## [WORK ITEM]
Given the entries that follow, write out exactly the lines starting at the one containing "Over 6 accepted" and ending at the one containing "Part 2: Relaxation", both ends included, and only those.

## [RECORD EXTRACTS]
********
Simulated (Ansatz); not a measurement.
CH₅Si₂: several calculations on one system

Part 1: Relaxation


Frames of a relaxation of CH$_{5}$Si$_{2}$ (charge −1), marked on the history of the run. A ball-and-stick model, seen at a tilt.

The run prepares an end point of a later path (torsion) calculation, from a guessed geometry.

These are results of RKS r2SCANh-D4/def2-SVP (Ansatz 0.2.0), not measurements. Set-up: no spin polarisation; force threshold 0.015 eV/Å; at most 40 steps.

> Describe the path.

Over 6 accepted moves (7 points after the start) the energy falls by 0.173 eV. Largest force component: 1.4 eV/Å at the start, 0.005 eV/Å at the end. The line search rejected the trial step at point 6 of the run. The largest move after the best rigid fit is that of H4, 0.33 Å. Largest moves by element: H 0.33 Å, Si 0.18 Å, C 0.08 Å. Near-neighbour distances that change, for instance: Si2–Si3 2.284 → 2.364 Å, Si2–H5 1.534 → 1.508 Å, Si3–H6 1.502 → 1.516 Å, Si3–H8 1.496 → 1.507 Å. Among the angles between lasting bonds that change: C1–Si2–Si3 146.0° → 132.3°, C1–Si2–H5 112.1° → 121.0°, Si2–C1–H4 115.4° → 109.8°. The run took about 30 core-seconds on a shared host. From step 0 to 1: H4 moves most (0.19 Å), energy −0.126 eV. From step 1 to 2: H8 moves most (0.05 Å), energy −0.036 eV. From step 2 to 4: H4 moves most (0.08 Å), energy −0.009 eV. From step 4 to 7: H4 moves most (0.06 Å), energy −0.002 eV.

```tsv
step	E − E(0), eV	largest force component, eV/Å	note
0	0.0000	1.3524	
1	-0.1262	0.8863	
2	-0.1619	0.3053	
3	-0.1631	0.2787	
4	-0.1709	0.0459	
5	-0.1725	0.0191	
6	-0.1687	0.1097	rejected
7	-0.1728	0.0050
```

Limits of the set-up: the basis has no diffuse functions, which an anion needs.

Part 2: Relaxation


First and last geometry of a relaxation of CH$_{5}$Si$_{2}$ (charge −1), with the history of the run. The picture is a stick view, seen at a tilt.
********

## [EXERCISE RESPONSE]
Over 6 accepted moves (7 points after the start) the energy falls by 0.173 eV. Largest force component: 1.4 eV/Å at the start, 0.005 eV/Å at the end. The line search rejected the trial step at point 6 of the run. The largest move after the best rigid fit is that of H4, 0.33 Å. Largest moves by element: H 0.33 Å, Si 0.18 Å, C 0.08 Å. Near-neighbour distances that change, for instance: Si2–Si3 2.284 → 2.364 Å, Si2–H5 1.534 → 1.508 Å, Si3–H6 1.502 → 1.516 Å, Si3–H8 1.496 → 1.507 Å. Among the angles between lasting bonds that change: C1–Si2–Si3 146.0° → 132.3°, C1–Si2–H5 112.1° → 121.0°, Si2–C1–H4 115.4° → 109.8°. The run took about 30 core-seconds on a shared host. From step 0 to 1: H4 moves most (0.19 Å), energy −0.126 eV. From step 1 to 2: H8 moves most (0.05 Å), energy −0.036 eV. From step 2 to 4: H4 moves most (0.08 Å), energy −0.009 eV. From step 4 to 7: H4 moves most (0.06 Å), energy −0.002 eV.

```tsv
step	E − E(0), eV	largest force component, eV/Å	note
0	0.0000	1.3524	
1	-0.1262	0.8863	
2	-0.1619	0.3053	
3	-0.1631	0.2787	
4	-0.1709	0.0459	
5	-0.1725	0.0191	
6	-0.1687	0.1097	rejected
7	-0.1728	0.0050
```

Limits of the set-up: the basis has no diffuse functions, which an anion needs.

Part 2: Relaxation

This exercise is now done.